> _Action item_:
What you return must be every line from the beginning of the data through the line holding "- method: GFN2-xTB", unchanged.

> _Extracted records_:
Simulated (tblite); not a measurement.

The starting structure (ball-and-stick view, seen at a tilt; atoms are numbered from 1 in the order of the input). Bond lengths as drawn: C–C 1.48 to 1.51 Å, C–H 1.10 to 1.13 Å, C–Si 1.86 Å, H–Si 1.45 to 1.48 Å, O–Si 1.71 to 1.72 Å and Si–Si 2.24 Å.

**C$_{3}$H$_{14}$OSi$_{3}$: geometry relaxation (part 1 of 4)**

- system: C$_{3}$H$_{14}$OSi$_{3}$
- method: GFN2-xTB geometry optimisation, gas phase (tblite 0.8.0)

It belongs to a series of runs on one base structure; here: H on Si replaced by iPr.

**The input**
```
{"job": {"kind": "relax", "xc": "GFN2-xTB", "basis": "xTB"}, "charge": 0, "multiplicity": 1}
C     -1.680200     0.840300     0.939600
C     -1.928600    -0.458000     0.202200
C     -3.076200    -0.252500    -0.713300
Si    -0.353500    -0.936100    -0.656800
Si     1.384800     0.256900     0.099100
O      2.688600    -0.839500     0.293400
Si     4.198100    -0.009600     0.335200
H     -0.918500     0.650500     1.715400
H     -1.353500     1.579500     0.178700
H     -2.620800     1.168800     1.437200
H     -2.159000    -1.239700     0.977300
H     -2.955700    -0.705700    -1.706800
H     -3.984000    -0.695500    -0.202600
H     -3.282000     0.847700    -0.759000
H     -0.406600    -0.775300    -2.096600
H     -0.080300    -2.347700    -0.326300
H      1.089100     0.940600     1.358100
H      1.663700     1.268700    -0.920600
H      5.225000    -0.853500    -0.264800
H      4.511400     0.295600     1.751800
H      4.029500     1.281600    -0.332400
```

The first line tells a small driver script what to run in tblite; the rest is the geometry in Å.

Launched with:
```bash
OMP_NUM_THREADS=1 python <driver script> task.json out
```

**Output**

> _Response area_:
Simulated (tblite); not a measurement.

The starting structure (ball-and-stick view, seen at a tilt; atoms are numbered from 1 in the order of the input). Bond lengths as drawn: C–C 1.48 to 1.51 Å, C–H 1.10 to 1.13 Å, C–Si 1.86 Å, H–Si 1.45 to 1.48 Å, O–Si 1.71 to 1.72 Å and Si–Si 2.24 Å.

**C$_{3}$H$_{14}$OSi$_{3}$: geometry relaxation (part 1 of 4)**

- system: C$_{3}$H$_{14}$OSi$_{3}$
- method: GFN2-xTB geometry optimisation, gas phase (tblite 0.8.0)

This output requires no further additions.